## Dataset
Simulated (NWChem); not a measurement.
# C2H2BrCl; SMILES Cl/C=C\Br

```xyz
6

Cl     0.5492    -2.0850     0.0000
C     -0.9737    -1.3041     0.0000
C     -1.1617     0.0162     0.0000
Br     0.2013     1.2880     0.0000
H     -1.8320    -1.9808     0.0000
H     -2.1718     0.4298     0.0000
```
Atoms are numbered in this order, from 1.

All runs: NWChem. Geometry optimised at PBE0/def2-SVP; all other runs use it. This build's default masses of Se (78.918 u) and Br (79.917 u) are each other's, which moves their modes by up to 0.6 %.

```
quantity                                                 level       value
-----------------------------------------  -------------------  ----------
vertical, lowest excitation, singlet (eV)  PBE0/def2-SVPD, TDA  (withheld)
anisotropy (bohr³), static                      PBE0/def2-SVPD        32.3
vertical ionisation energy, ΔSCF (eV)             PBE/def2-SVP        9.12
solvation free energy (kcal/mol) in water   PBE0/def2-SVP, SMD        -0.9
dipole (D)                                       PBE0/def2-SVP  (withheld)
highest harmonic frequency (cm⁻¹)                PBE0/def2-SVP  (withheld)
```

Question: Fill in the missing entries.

## Brief
Whatever appears in the data above should be set down again exactly.

## Task result
Simulated (NWChem); not a measurement.
# C2H2BrCl; SMILES Cl/C=C\Br

```xyz
6

Cl     0.5492    -2.0850     0.0000
C     -0.9737    -1.3041     0.0000
C     -1.1617     0.0162     0.0000
Br     0.2013     1.2880     0.0000
H     -1.8320    -1.9808     0.0000
H     -2.1718     0.4298     0.0000
```
Atoms are numbered in this order, from 1.

All runs: NWChem. Geometry optimised at PBE0/def2-SVP; all other runs use it. This build's default masses of Se (78.918 u) and Br (79.917 u) are each other's, which moves their modes by up to 0.6 %.

```
quantity                                                 level       value
-----------------------------------------  -------------------  ----------
vertical, lowest excitation, singlet (eV)  PBE0/def2-SVPD, TDA  (withheld)
anisotropy (bohr³), static                      PBE0/def2-SVPD        32.3
vertical ionisation energy, ΔSCF (eV)             PBE/def2-SVP        9.12
solvation free energy (kcal/mol) in water   PBE0/def2-SVP, SMD        -0.9
dipole (D)                                       PBE0/def2-SVP  (withheld)
highest harmonic frequency (cm⁻¹)                PBE0/def2-SVP  (withheld)
```

Question: Fill in the missing entries.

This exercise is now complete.